Requirement
Repeat exactly the lines from the start of the records below through the line that contains "Density: 2.72 g/cm³", including both.

Supplied information
--------------------------------
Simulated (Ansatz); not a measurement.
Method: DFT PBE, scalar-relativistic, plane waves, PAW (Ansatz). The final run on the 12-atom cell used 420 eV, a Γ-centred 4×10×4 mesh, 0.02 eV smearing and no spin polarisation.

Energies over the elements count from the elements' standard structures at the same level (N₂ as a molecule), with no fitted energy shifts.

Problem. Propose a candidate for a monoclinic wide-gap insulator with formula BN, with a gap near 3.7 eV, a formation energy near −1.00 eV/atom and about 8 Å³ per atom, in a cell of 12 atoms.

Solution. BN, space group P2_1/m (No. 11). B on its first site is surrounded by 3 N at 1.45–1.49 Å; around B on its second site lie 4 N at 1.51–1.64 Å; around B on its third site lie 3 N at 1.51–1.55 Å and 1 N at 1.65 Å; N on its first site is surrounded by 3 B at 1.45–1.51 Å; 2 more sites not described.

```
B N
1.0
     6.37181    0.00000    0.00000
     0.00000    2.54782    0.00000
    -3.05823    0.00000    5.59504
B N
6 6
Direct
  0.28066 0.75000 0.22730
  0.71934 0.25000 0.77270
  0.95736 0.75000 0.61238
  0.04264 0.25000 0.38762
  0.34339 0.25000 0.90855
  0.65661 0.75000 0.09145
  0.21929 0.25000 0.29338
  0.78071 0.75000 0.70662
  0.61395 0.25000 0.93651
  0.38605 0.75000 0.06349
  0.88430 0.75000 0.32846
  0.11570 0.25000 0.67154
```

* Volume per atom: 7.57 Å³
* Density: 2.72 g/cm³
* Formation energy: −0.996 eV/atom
--------------------------------

Task answer
Simulated (Ansatz); not a measurement.
Method: DFT PBE, scalar-relativistic, plane waves, PAW (Ansatz). The final run on the 12-atom cell used 420 eV, a Γ-centred 4×10×4 mesh, 0.02 eV smearing and no spin polarisation.

Energies over the elements count from the elements' standard structures at the same level (N₂ as a molecule), with no fitted energy shifts.

Problem. Propose a candidate for a monoclinic wide-gap insulator with formula BN, with a gap near 3.7 eV, a formation energy near −1.00 eV/atom and about 8 Å³ per atom, in a cell of 12 atoms.

Solution. BN, space group P2_1/m (No. 11). B on its first site is surrounded by 3 N at 1.45–1.49 Å; around B on its second site lie 4 N at 1.51–1.64 Å; around B on its third site lie 3 N at 1.51–1.55 Å and 1 N at 1.65 Å; N on its first site is surrounded by 3 B at 1.45–1.51 Å; 2 more sites not described.

```
B N
1.0
     6.37181    0.00000    0.00000
     0.00000    2.54782    0.00000
    -3.05823    0.00000    5.59504
B N
6 6
Direct
  0.28066 0.75000 0.22730
  0.71934 0.25000 0.77270
  0.95736 0.75000 0.61238
  0.04264 0.25000 0.38762
  0.34339 0.25000 0.90855
  0.65661 0.75000 0.09145
  0.21929 0.25000 0.29338
  0.78071 0.75000 0.70662
  0.61395 0.25000 0.93651
  0.38605 0.75000 0.06349
  0.88430 0.75000 0.32846
  0.11570 0.25000 0.67154
```

* Volume per atom: 7.57 Å³
* Density: 2.72 g/cm³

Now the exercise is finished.